* * * * * * * * *
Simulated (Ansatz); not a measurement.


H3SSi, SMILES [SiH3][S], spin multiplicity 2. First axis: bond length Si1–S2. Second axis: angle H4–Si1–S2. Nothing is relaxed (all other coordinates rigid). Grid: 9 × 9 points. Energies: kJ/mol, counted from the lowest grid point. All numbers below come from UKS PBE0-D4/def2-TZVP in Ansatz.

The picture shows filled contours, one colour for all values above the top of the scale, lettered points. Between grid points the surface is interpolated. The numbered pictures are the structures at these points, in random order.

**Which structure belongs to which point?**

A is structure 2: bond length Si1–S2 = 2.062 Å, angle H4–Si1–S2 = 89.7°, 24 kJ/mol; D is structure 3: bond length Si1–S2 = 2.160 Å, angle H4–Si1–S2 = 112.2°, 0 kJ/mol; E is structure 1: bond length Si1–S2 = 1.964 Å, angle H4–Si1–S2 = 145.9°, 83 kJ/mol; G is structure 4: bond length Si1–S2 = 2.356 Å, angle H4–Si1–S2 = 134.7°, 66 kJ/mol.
* * * * * * * * *

* WORK ORDER *
Go through the records above and write each one out again exactly.

* ANSWER SECTION *
Simulated (Ansatz); not a measurement.


H3SSi, SMILES [SiH3][S], spin multiplicity 2. First axis: bond length Si1–S2. Second axis: angle H4–Si1–S2. Nothing is relaxed (all other coordinates rigid). Grid: 9 × 9 points. Energies: kJ/mol, counted from the lowest grid point. All numbers below come from UKS PBE0-D4/def2-TZVP in Ansatz.

The picture shows filled contours, one colour for all values above the top of the scale, lettered points. Between grid points the surface is interpolated. The numbered pictures are the structures at these points, in random order.

**Which structure belongs to which point?**

A is structure 2: bond length Si1–S2 = 2.062 Å, angle H4–Si1–S2 = 89.7°, 24 kJ/mol; D is structure 3: bond length Si1–S2 = 2.160 Å, angle H4–Si1–S2 = 112.2°, 0 kJ/mol; E is structure 1: bond length Si1–S2 = 1.964 Å, angle H4–Si1–S2 = 145.9°, 83 kJ/mol; G is structure 4: bond length Si1–S2 = 2.356 Å, angle H4–Si1–S2 = 134.7°, 66 kJ/mol.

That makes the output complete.